________________________________________

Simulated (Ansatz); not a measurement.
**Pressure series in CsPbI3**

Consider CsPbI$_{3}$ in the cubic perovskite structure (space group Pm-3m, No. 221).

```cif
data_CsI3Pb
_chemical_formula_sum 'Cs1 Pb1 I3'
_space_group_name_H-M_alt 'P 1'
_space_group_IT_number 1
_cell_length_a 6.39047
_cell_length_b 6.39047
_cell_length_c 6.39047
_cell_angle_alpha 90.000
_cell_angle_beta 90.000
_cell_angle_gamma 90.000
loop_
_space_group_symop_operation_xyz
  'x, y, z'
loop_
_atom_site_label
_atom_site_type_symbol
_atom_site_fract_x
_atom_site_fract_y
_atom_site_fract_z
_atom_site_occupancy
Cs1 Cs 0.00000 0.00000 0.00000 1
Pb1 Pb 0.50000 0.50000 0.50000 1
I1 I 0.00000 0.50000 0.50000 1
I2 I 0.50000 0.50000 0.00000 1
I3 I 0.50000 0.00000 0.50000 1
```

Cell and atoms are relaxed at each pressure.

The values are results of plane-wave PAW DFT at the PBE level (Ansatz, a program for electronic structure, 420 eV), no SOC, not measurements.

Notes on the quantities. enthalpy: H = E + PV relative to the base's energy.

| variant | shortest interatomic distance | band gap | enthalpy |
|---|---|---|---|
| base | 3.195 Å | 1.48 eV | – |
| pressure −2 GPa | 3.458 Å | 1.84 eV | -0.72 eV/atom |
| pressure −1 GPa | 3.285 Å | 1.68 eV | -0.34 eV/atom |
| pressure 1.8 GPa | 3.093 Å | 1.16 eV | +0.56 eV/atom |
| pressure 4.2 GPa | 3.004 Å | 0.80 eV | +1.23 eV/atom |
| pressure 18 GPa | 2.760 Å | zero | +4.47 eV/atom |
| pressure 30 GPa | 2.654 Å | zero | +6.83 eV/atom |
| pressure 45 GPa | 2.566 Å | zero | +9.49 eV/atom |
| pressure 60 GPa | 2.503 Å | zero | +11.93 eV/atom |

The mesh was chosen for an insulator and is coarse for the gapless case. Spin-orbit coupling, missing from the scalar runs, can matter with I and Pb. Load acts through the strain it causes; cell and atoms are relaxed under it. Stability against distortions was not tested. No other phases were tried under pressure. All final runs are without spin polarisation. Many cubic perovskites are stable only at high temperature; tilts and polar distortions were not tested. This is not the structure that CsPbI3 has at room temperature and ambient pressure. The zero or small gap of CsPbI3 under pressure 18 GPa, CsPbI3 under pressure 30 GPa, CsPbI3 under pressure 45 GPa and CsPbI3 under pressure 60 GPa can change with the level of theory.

________________________________________

▶ Work task
Taking the material above, extract exactly and only the lines from the line with "zero | +6.83 eV/atom |" to the line with "zero | +11.93 eV/atom |", inclusive of both.

▶ Response box
| pressure 30 GPa | 2.654 Å | zero | +6.83 eV/atom |
| pressure 45 GPa | 2.566 Å | zero | +9.49 eV/atom |
| pressure 60 GPa | 2.503 Å | zero | +11.93 eV/atom |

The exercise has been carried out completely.